WORK TASK ▸
Your task is to reproduce exactly the lines that run from the beginning of the data through the line where "These are PBEsol" appears.

DATA EXTRACT ▸
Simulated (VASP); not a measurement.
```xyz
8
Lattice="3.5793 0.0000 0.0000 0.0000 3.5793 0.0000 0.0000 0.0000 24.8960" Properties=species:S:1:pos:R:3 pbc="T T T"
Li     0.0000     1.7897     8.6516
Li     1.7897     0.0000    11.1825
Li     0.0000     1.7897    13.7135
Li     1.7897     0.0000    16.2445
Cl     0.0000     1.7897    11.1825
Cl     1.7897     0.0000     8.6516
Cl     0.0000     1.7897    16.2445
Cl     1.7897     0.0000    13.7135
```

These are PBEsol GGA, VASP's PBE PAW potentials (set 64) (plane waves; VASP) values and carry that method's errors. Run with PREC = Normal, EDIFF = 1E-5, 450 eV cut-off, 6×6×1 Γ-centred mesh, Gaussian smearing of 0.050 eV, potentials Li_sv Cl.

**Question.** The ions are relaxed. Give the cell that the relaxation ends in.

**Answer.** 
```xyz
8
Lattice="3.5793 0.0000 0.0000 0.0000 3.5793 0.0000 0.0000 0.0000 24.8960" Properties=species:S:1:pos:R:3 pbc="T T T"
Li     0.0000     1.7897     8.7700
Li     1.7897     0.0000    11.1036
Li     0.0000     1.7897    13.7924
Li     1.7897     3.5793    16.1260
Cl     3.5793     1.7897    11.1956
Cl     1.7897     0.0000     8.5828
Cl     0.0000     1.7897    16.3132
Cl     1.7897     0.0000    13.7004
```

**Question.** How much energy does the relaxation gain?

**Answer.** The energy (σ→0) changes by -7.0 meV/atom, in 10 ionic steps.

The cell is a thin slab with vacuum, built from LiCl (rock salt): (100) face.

WRITTEN SOLUTION ▸
Simulated (VASP); not a measurement.
```xyz
8
Lattice="3.5793 0.0000 0.0000 0.0000 3.5793 0.0000 0.0000 0.0000 24.8960" Properties=species:S:1:pos:R:3 pbc="T T T"
Li     0.0000     1.7897     8.6516
Li     1.7897     0.0000    11.1825
Li     0.0000     1.7897    13.7135
Li     1.7897     0.0000    16.2445
Cl     0.0000     1.7897    11.1825
Cl     1.7897     0.0000     8.6516
Cl     0.0000     1.7897    16.2445
Cl     1.7897     0.0000    13.7135
```

These are PBEsol GGA, VASP's PBE PAW potentials (set 64) (plane waves; VASP) values and carry that method's errors. Run with PREC = Normal, EDIFF = 1E-5, 450 eV cut-off, 6×6×1 Γ-centred mesh, Gaussian smearing of 0.050 eV, potentials Li_sv Cl.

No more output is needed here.